**Data to examine:**
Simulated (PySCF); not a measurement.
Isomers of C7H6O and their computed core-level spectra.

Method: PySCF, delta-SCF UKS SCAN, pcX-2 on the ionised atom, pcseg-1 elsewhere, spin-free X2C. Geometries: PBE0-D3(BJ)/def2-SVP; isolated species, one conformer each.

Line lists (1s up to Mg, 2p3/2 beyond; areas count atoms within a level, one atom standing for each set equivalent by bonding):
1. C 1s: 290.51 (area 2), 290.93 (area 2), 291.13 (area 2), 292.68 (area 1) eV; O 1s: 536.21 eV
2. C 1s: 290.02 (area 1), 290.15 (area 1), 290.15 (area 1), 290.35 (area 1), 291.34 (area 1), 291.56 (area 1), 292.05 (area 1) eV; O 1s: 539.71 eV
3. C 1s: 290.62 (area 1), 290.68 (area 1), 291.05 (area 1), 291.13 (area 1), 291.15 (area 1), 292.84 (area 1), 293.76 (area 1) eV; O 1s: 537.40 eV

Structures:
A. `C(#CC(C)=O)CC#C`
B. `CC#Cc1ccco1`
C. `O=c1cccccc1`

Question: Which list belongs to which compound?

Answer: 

**Brief:** With the material above as the source, restate each line word for word.

**Response box:**
Simulated (PySCF); not a measurement.
Isomers of C7H6O and their computed core-level spectra.

Method: PySCF, delta-SCF UKS SCAN, pcX-2 on the ionised atom, pcseg-1 elsewhere, spin-free X2C. Geometries: PBE0-D3(BJ)/def2-SVP; isolated species, one conformer each.

Line lists (1s up to Mg, 2p3/2 beyond; areas count atoms within a level, one atom standing for each set equivalent by bonding):
1. C 1s: 290.51 (area 2), 290.93 (area 2), 291.13 (area 2), 292.68 (area 1) eV; O 1s: 536.21 eV
2. C 1s: 290.02 (area 1), 290.15 (area 1), 290.15 (area 1), 290.35 (area 1), 291.34 (area 1), 291.56 (area 1), 292.05 (area 1) eV; O 1s: 539.71 eV
3. C 1s: 290.62 (area 1), 290.68 (area 1), 291.05 (area 1), 291.13 (area 1), 291.15 (area 1), 292.84 (area 1), 293.76 (area 1) eV; O 1s: 537.40 eV

Structures:
A. `C(#CC(C)=O)CC#C`
B. `CC#Cc1ccco1`
C. `O=c1cccccc1`

Question: Which list belongs to which compound?

Answer: 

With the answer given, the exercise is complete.